### DATA LISTING:
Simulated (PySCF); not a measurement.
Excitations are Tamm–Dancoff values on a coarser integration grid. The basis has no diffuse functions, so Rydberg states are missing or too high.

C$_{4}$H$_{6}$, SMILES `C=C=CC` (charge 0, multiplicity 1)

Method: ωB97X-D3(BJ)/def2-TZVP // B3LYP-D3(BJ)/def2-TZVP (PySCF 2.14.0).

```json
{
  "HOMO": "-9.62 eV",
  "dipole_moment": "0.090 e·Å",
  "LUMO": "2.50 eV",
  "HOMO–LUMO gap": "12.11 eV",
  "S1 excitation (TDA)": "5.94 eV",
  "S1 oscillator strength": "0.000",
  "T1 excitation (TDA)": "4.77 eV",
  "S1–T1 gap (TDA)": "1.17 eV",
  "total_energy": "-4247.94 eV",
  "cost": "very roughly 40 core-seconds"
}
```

### ASSIGNED TASK:
Restate the full data above, keeping each word intact.

### TASK RESPONSE:
Simulated (PySCF); not a measurement.
Excitations are Tamm–Dancoff values on a coarser integration grid. The basis has no diffuse functions, so Rydberg states are missing or too high.

C$_{4}$H$_{6}$, SMILES `C=C=CC` (charge 0, multiplicity 1)

Method: ωB97X-D3(BJ)/def2-TZVP // B3LYP-D3(BJ)/def2-TZVP (PySCF 2.14.0).

```json
{
  "HOMO": "-9.62 eV",
  "dipole_moment": "0.090 e·Å",
  "LUMO": "2.50 eV",
  "HOMO–LUMO gap": "12.11 eV",
  "S1 excitation (TDA)": "5.94 eV",
  "S1 oscillator strength": "0.000",
  "T1 excitation (TDA)": "4.77 eV",
  "S1–T1 gap (TDA)": "1.17 eV",
  "total_energy": "-4247.94 eV",
  "cost": "very roughly 40 core-seconds"
}
```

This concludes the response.